> **ACTION ITEM**
Print the full listing once more, exactly as given.

> **SUPPLIED INFORMATION**
----------------

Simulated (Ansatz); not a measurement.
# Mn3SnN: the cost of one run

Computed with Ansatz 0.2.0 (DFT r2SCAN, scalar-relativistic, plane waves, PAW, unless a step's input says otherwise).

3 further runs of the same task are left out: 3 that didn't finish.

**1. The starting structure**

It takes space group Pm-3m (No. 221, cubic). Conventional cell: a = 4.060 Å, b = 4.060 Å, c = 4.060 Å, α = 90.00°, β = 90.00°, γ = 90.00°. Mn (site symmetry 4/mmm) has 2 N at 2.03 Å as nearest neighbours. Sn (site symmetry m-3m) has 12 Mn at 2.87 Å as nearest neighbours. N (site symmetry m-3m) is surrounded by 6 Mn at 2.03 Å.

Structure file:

----------------

> **YOUR RESPONSE**
Simulated (Ansatz); not a measurement.
# Mn3SnN: the cost of one run

Computed with Ansatz 0.2.0 (DFT r2SCAN, scalar-relativistic, plane waves, PAW, unless a step's input says otherwise).

3 further runs of the same task are left out: 3 that didn't finish.

**1. The starting structure**

It takes space group Pm-3m (No. 221, cubic). Conventional cell: a = 4.060 Å, b = 4.060 Å, c = 4.060 Å, α = 90.00°, β = 90.00°, γ = 90.00°. Mn (site symmetry 4/mmm) has 2 N at 2.03 Å as nearest neighbours. Sn (site symmetry m-3m) has 12 Mn at 2.87 Å as nearest neighbours. N (site symmetry m-3m) is surrounded by 6 Mn at 2.03 Å.

Structure file:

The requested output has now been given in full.